> **Given entries**:
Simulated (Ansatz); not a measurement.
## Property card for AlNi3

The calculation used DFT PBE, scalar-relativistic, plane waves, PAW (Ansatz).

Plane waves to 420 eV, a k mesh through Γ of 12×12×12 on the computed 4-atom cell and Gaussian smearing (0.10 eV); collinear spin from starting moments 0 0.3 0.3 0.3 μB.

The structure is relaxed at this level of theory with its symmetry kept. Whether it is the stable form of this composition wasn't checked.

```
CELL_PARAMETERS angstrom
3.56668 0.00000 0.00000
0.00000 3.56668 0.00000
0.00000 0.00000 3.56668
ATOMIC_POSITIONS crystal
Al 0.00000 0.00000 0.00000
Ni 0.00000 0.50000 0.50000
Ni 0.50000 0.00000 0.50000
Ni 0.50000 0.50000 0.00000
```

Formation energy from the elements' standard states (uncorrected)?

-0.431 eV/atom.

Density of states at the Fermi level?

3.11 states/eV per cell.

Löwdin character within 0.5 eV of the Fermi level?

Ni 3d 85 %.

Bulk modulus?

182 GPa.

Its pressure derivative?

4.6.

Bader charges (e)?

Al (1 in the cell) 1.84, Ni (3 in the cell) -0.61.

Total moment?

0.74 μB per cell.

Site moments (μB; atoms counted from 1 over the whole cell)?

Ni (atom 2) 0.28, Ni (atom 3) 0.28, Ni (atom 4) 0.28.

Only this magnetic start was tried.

> **Activity**: Search the listing above for the lines with "Its pressure derivative?" and "Ni (atom 2)", then output those lines and all lines between them exactly.

> **Answer area**:
Its pressure derivative?

4.6.

Bader charges (e)?

Al (1 in the cell) 1.84, Ni (3 in the cell) -0.61.

Total moment?

0.74 μB per cell.

Site moments (μB; atoms counted from 1 over the whole cell)?

Ni (atom 2) 0.28, Ni (atom 3) 0.28, Ni (atom 4) 0.28.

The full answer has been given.